● **Required action**:
Print the full listing exactly.

--------

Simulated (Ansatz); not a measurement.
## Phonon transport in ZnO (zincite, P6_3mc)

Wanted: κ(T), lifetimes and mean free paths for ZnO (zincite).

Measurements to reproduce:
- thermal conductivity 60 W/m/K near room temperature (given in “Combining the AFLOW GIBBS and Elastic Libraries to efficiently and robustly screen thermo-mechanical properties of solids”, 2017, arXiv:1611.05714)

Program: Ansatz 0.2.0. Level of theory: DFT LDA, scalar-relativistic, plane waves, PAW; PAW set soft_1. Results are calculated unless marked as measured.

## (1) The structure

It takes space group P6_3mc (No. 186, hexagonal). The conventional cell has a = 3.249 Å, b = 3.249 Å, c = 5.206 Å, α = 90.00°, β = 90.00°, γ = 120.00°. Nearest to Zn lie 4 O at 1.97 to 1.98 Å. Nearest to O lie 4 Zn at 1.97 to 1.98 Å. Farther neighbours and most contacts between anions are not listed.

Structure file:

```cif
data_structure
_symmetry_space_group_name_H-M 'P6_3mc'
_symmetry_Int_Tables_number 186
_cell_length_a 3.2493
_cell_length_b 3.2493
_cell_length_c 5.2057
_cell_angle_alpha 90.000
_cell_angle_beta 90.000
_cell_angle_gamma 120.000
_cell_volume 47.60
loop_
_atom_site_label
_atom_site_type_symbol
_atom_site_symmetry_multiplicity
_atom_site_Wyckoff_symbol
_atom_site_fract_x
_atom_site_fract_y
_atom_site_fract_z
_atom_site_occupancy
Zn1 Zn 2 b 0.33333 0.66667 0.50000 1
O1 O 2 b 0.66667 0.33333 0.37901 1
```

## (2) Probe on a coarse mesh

--------

● **Task result**:
Simulated (Ansatz); not a measurement.
## Phonon transport in ZnO (zincite, P6_3mc)

Wanted: κ(T), lifetimes and mean free paths for ZnO (zincite).

Measurements to reproduce:
- thermal conductivity 60 W/m/K near room temperature (given in “Combining the AFLOW GIBBS and Elastic Libraries to efficiently and robustly screen thermo-mechanical properties of solids”, 2017, arXiv:1611.05714)

Program: Ansatz 0.2.0. Level of theory: DFT LDA, scalar-relativistic, plane waves, PAW; PAW set soft_1. Results are calculated unless marked as measured.

## (1) The structure

It takes space group P6_3mc (No. 186, hexagonal). The conventional cell has a = 3.249 Å, b = 3.249 Å, c = 5.206 Å, α = 90.00°, β = 90.00°, γ = 120.00°. Nearest to Zn lie 4 O at 1.97 to 1.98 Å. Nearest to O lie 4 Zn at 1.97 to 1.98 Å. Farther neighbours and most contacts between anions are not listed.

Structure file:

```cif
data_structure
_symmetry_space_group_name_H-M 'P6_3mc'
_symmetry_Int_Tables_number 186
_cell_length_a 3.2493
_cell_length_b 3.2493
_cell_length_c 5.2057
_cell_angle_alpha 90.000
_cell_angle_beta 90.000
_cell_angle_gamma 120.000
_cell_volume 47.60
loop_
_atom_site_label
_atom_site_type_symbol
_atom_site_symmetry_multiplicity
_atom_site_Wyckoff_symbol
_atom_site_fract_x
_atom_site_fract_y
_atom_site_fract_z
_atom_site_occupancy
Zn1 Zn 2 b 0.33333 0.66667 0.50000 1
O1 O 2 b 0.66667 0.33333 0.37901 1
```

## (2) Probe on a coarse mesh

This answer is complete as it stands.